-=-=-=-=-

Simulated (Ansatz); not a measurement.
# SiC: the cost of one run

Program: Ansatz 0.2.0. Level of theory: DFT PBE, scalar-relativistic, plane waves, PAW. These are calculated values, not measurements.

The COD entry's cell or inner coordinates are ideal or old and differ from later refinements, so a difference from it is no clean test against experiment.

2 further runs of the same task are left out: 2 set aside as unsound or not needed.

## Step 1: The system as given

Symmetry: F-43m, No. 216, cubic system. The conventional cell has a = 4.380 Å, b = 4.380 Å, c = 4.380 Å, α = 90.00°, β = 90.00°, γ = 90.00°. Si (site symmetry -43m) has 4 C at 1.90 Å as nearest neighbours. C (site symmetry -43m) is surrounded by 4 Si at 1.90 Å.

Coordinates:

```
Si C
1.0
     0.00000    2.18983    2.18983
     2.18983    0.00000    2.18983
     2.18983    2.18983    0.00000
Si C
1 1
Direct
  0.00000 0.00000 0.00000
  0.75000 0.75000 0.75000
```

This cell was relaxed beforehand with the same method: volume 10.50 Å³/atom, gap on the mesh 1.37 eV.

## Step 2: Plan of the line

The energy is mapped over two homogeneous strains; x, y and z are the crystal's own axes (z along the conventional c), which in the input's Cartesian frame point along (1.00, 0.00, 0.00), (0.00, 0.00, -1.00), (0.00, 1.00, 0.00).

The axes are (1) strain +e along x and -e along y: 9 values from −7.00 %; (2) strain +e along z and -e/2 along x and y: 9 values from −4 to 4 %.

-=-=-=-=-

BRIEF:
Print each line above exactly as it stands.

EXERCISE ANSWER:
Simulated (Ansatz); not a measurement.
# SiC: the cost of one run

Program: Ansatz 0.2.0. Level of theory: DFT PBE, scalar-relativistic, plane waves, PAW. These are calculated values, not measurements.

The COD entry's cell or inner coordinates are ideal or old and differ from later refinements, so a difference from it is no clean test against experiment.

2 further runs of the same task are left out: 2 set aside as unsound or not needed.

## Step 1: The system as given

Symmetry: F-43m, No. 216, cubic system. The conventional cell has a = 4.380 Å, b = 4.380 Å, c = 4.380 Å, α = 90.00°, β = 90.00°, γ = 90.00°. Si (site symmetry -43m) has 4 C at 1.90 Å as nearest neighbours. C (site symmetry -43m) is surrounded by 4 Si at 1.90 Å.

Coordinates:

```
Si C
1.0
     0.00000    2.18983    2.18983
     2.18983    0.00000    2.18983
     2.18983    2.18983    0.00000
Si C
1 1
Direct
  0.00000 0.00000 0.00000
  0.75000 0.75000 0.75000
```

This cell was relaxed beforehand with the same method: volume 10.50 Å³/atom, gap on the mesh 1.37 eV.

## Step 2: Plan of the line

The energy is mapped over two homogeneous strains; x, y and z are the crystal's own axes (z along the conventional c), which in the input's Cartesian frame point along (1.00, 0.00, 0.00), (0.00, 0.00, -1.00), (0.00, 1.00, 0.00).

The axes are (1) strain +e along x and -e along y: 9 values from −7.00 %; (2) strain +e along z and -e/2 along x and y: 9 values from −4 to 4 %.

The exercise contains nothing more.